— Assignment —
Character for character, write out the data below.

— Material supplied —
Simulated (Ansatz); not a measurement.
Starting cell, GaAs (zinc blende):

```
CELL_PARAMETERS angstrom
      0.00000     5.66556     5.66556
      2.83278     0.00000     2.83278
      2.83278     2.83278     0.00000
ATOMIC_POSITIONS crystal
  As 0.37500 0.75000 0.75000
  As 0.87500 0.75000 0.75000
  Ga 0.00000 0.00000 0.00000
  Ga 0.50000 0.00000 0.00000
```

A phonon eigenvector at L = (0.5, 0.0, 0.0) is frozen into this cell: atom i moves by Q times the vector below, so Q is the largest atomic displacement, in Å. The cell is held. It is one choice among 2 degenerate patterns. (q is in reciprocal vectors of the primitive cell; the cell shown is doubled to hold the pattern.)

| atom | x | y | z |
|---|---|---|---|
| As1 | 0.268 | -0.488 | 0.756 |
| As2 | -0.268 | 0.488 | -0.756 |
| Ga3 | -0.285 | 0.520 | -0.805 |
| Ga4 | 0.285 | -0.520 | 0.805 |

— Exercise solution —
Simulated (Ansatz); not a measurement.
Starting cell, GaAs (zinc blende):

```
CELL_PARAMETERS angstrom
      0.00000     5.66556     5.66556
      2.83278     0.00000     2.83278
      2.83278     2.83278     0.00000
ATOMIC_POSITIONS crystal
  As 0.37500 0.75000 0.75000
  As 0.87500 0.75000 0.75000
  Ga 0.00000 0.00000 0.00000
  Ga 0.50000 0.00000 0.00000
```

A phonon eigenvector at L = (0.5, 0.0, 0.0) is frozen into this cell: atom i moves by Q times the vector below, so Q is the largest atomic displacement, in Å. The cell is held. It is one choice among 2 degenerate patterns. (q is in reciprocal vectors of the primitive cell; the cell shown is doubled to hold the pattern.)

| atom | x | y | z |
|---|---|---|---|
| As1 | 0.268 | -0.488 | 0.756 |
| As2 | -0.268 | 0.488 | -0.756 |
| Ga3 | -0.285 | 0.520 | -0.805 |
| Ga4 | 0.285 | -0.520 | 0.805 |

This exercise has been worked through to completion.